RAW DATA:
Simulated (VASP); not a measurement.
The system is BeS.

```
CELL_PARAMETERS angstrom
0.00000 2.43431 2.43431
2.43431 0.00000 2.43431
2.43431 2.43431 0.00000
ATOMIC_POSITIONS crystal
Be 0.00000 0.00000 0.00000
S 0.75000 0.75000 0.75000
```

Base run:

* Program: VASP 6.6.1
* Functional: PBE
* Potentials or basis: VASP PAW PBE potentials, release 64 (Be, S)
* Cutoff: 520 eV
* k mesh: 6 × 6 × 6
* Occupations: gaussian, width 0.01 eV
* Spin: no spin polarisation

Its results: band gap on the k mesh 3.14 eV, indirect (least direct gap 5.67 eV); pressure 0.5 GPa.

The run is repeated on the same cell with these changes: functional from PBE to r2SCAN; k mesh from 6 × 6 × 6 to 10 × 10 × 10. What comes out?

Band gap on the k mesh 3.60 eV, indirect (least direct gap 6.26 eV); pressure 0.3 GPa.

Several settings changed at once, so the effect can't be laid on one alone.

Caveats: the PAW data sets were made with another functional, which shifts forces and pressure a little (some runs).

EXERCISE:
From the first line to the last, transcribe the records exactly.

EXPECTED ANSWER:
Simulated (VASP); not a measurement.
The system is BeS.

```
CELL_PARAMETERS angstrom
0.00000 2.43431 2.43431
2.43431 0.00000 2.43431
2.43431 2.43431 0.00000
ATOMIC_POSITIONS crystal
Be 0.00000 0.00000 0.00000
S 0.75000 0.75000 0.75000
```

Base run:

* Program: VASP 6.6.1
* Functional: PBE
* Potentials or basis: VASP PAW PBE potentials, release 64 (Be, S)
* Cutoff: 520 eV
* k mesh: 6 × 6 × 6
* Occupations: gaussian, width 0.01 eV
* Spin: no spin polarisation

Its results: band gap on the k mesh 3.14 eV, indirect (least direct gap 5.67 eV); pressure 0.5 GPa.

The run is repeated on the same cell with these changes: functional from PBE to r2SCAN; k mesh from 6 × 6 × 6 to 10 × 10 × 10. What comes out?

Band gap on the k mesh 3.60 eV, indirect (least direct gap 6.26 eV); pressure 0.3 GPa.

Several settings changed at once, so the effect can't be laid on one alone.

Caveats: the PAW data sets were made with another functional, which shifts forces and pressure a little (some runs).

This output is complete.